*ACTION ITEM:* Your output should be the lines of the entries below, exactly, from the first one through the line that holds "x: too close".

------------------------------------------------

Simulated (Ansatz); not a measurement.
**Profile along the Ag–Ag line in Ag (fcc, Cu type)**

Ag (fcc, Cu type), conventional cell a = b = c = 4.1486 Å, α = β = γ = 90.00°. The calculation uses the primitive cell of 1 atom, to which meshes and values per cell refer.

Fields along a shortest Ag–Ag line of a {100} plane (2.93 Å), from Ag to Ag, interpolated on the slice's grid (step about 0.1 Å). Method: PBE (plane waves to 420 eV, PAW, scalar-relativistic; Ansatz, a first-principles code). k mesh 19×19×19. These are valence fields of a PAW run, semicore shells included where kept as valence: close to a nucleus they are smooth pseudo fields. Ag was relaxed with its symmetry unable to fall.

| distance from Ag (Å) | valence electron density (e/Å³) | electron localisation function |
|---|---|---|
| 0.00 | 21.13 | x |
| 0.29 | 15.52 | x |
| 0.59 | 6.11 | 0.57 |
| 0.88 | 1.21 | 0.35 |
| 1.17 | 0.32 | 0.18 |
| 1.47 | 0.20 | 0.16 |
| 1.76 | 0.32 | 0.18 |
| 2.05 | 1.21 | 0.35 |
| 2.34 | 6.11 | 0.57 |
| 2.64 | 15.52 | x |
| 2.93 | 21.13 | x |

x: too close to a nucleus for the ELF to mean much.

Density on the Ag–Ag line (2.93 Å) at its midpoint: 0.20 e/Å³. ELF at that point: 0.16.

------------------------------------------------

*TASK ANSWER:*
Simulated (Ansatz); not a measurement.
**Profile along the Ag–Ag line in Ag (fcc, Cu type)**

Ag (fcc, Cu type), conventional cell a = b = c = 4.1486 Å, α = β = γ = 90.00°. The calculation uses the primitive cell of 1 atom, to which meshes and values per cell refer.

Fields along a shortest Ag–Ag line of a {100} plane (2.93 Å), from Ag to Ag, interpolated on the slice's grid (step about 0.1 Å). Method: PBE (plane waves to 420 eV, PAW, scalar-relativistic; Ansatz, a first-principles code). k mesh 19×19×19. These are valence fields of a PAW run, semicore shells included where kept as valence: close to a nucleus they are smooth pseudo fields. Ag was relaxed with its symmetry unable to fall.

| distance from Ag (Å) | valence electron density (e/Å³) | electron localisation function |
|---|---|---|
| 0.00 | 21.13 | x |
| 0.29 | 15.52 | x |
| 0.59 | 6.11 | 0.57 |
| 0.88 | 1.21 | 0.35 |
| 1.17 | 0.32 | 0.18 |
| 1.47 | 0.20 | 0.16 |
| 1.76 | 0.32 | 0.18 |
| 2.05 | 1.21 | 0.35 |
| 2.34 | 6.11 | 0.57 |
| 2.64 | 15.52 | x |
| 2.93 | 21.13 | x |

x: too close to a nucleus for the ELF to mean much.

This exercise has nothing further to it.